--

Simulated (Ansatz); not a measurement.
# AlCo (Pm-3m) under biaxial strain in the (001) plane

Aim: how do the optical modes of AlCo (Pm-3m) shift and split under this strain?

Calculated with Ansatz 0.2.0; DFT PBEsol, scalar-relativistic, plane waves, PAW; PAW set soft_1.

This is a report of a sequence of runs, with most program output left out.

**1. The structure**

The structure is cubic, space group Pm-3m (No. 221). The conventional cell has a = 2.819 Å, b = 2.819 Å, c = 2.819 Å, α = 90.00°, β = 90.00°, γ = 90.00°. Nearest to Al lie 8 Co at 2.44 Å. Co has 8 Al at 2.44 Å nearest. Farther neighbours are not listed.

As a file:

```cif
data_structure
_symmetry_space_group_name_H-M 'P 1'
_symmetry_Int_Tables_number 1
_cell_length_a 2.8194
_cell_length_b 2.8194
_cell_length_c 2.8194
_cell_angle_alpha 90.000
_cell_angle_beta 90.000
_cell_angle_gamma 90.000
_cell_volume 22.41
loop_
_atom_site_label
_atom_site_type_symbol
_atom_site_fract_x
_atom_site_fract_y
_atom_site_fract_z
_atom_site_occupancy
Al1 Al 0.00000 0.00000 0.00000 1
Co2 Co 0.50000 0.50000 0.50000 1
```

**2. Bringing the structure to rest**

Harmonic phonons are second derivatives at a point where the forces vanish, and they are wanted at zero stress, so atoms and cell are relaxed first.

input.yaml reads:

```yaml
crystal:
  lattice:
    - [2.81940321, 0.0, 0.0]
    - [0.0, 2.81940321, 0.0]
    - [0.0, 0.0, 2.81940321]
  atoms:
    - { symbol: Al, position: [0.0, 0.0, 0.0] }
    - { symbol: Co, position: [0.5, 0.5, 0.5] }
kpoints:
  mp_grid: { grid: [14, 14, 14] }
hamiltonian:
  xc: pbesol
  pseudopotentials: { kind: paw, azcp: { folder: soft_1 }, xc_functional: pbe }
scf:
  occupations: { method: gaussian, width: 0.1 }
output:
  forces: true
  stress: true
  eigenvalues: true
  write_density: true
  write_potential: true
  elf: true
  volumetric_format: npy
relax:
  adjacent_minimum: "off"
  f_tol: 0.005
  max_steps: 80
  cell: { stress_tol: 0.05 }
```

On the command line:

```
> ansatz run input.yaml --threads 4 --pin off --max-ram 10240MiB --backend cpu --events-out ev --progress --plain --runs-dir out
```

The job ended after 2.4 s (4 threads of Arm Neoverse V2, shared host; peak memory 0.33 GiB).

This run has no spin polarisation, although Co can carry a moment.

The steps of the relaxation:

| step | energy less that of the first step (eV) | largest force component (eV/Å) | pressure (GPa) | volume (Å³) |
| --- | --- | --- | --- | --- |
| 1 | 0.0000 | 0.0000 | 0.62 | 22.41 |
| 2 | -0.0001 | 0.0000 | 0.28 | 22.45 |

--

The lines to retype run from the start of the entries through the line containing "structure to rest**"; reproduce them exactly and add nothing.

Simulated (Ansatz); not a measurement.
# AlCo (Pm-3m) under biaxial strain in the (001) plane

Aim: how do the optical modes of AlCo (Pm-3m) shift and split under this strain?

Calculated with Ansatz 0.2.0; DFT PBEsol, scalar-relativistic, plane waves, PAW; PAW set soft_1.

This is a report of a sequence of runs, with most program output left out.

**1. The structure**

The structure is cubic, space group Pm-3m (No. 221). The conventional cell has a = 2.819 Å, b = 2.819 Å, c = 2.819 Å, α = 90.00°, β = 90.00°, γ = 90.00°. Nearest to Al lie 8 Co at 2.44 Å. Co has 8 Al at 2.44 Å nearest. Farther neighbours are not listed.

As a file:

```cif
data_structure
_symmetry_space_group_name_H-M 'P 1'
_symmetry_Int_Tables_number 1
_cell_length_a 2.8194
_cell_length_b 2.8194
_cell_length_c 2.8194
_cell_angle_alpha 90.000
_cell_angle_beta 90.000
_cell_angle_gamma 90.000
_cell_volume 22.41
loop_
_atom_site_label
_atom_site_type_symbol
_atom_site_fract_x
_atom_site_fract_y
_atom_site_fract_z
_atom_site_occupancy
Al1 Al 0.00000 0.00000 0.00000 1
Co2 Co 0.50000 0.50000 0.50000 1
```

**2. Bringing the structure to rest**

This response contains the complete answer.